Extracted entries >>
──────────
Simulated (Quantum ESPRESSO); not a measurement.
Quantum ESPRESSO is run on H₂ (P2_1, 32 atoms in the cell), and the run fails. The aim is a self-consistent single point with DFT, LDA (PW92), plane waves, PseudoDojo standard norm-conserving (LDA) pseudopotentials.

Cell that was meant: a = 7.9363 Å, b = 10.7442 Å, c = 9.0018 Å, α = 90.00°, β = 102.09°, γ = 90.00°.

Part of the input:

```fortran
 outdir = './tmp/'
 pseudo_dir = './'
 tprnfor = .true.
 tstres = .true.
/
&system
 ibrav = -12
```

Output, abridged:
──────────

Required action >> Extract the entries above verbatim.

Result >>
Simulated (Quantum ESPRESSO); not a measurement.
Quantum ESPRESSO is run on H₂ (P2_1, 32 atoms in the cell), and the run fails. The aim is a self-consistent single point with DFT, LDA (PW92), plane waves, PseudoDojo standard norm-conserving (LDA) pseudopotentials.

Cell that was meant: a = 7.9363 Å, b = 10.7442 Å, c = 9.0018 Å, α = 90.00°, β = 102.09°, γ = 90.00°.

Part of the input:

```fortran
 outdir = './tmp/'
 pseudo_dir = './'
 tprnfor = .true.
 tstres = .true.
/
&system
 ibrav = -12
```

Output, abridged:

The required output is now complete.